• _Assigned task_: Would you please write out every record exactly?

• _Extracted data_:

==================================================

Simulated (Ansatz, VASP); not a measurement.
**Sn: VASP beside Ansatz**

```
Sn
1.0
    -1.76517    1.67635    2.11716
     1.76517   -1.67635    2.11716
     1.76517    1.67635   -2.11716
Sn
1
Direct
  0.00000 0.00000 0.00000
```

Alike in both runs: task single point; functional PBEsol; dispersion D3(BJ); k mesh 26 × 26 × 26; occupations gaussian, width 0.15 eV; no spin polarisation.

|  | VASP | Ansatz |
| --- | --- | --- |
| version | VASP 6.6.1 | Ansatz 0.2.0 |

==================================================

• _Reply_:
Simulated (Ansatz, VASP); not a measurement.
**Sn: VASP beside Ansatz**

```
Sn
1.0
    -1.76517    1.67635    2.11716
     1.76517   -1.67635    2.11716
     1.76517    1.67635   -2.11716
Sn
1
Direct
  0.00000 0.00000 0.00000
```

Alike in both runs: task single point; functional PBEsol; dispersion D3(BJ); k mesh 26 × 26 × 26; occupations gaussian, width 0.15 eV; no spin polarisation.

|  | VASP | Ansatz |
| --- | --- | --- |
| version | VASP 6.6.1 | Ansatz 0.2.0 |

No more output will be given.